__SOURCE DATA__:
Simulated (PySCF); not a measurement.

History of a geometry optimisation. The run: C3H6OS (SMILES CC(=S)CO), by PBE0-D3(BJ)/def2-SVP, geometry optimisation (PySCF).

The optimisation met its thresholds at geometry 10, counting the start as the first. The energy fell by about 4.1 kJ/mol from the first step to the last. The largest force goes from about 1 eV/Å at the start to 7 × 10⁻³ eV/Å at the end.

__REQUIREMENT__:
All entries above are to be repeated verbatim, down to the last line.

__TASK SOLUTION__:
Simulated (PySCF); not a measurement.

History of a geometry optimisation. The run: C3H6OS (SMILES CC(=S)CO), by PBE0-D3(BJ)/def2-SVP, geometry optimisation (PySCF).

The optimisation met its thresholds at geometry 10, counting the start as the first. The energy fell by about 4.1 kJ/mol from the first step to the last. The largest force goes from about 1 eV/Å at the start to 7 × 10⁻³ eV/Å at the end.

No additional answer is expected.